Record set ->
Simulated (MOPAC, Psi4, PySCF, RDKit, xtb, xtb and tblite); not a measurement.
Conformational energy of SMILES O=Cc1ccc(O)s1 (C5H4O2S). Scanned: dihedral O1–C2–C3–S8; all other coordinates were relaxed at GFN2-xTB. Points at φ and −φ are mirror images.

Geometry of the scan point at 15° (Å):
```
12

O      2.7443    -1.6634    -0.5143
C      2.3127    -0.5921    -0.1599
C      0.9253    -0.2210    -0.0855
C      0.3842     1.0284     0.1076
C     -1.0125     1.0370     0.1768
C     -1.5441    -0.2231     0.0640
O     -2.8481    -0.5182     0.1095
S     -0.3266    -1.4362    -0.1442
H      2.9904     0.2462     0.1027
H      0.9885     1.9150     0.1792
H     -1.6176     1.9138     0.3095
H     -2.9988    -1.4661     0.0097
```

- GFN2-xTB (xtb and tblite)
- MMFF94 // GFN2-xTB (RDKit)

Assigned task -> Copy out the data in full, exactly.

Problem solution ->
Simulated (MOPAC, Psi4, PySCF, RDKit, xtb, xtb and tblite); not a measurement.
Conformational energy of SMILES O=Cc1ccc(O)s1 (C5H4O2S). Scanned: dihedral O1–C2–C3–S8; all other coordinates were relaxed at GFN2-xTB. Points at φ and −φ are mirror images.

Geometry of the scan point at 15° (Å):
```
12

O      2.7443    -1.6634    -0.5143
C      2.3127    -0.5921    -0.1599
C      0.9253    -0.2210    -0.0855
C      0.3842     1.0284     0.1076
C     -1.0125     1.0370     0.1768
C     -1.5441    -0.2231     0.0640
O     -2.8481    -0.5182     0.1095
S     -0.3266    -1.4362    -0.1442
H      2.9904     0.2462     0.1027
H      0.9885     1.9150     0.1792
H     -1.6176     1.9138     0.3095
H     -2.9988    -1.4661     0.0097
```

- GFN2-xTB (xtb and tblite)
- MMFF94 // GFN2-xTB (RDKit)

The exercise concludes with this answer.